→ **INFORMATION**
┏━━
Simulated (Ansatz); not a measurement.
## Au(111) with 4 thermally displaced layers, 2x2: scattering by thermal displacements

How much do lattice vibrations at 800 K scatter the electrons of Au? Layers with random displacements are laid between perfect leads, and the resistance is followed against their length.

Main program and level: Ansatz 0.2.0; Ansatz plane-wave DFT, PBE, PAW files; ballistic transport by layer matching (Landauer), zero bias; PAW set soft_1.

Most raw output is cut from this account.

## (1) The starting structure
┗━━

All of the material must be reproduced exactly.

→ **RESULT**
Simulated (Ansatz); not a measurement.
## Au(111) with 4 thermally displaced layers, 2x2: scattering by thermal displacements

How much do lattice vibrations at 800 K scatter the electrons of Au? Layers with random displacements are laid between perfect leads, and the resistance is followed against their length.

Main program and level: Ansatz 0.2.0; Ansatz plane-wave DFT, PBE, PAW files; ballistic transport by layer matching (Landauer), zero bias; PAW set soft_1.

Most raw output is cut from this account.

## (1) The starting structure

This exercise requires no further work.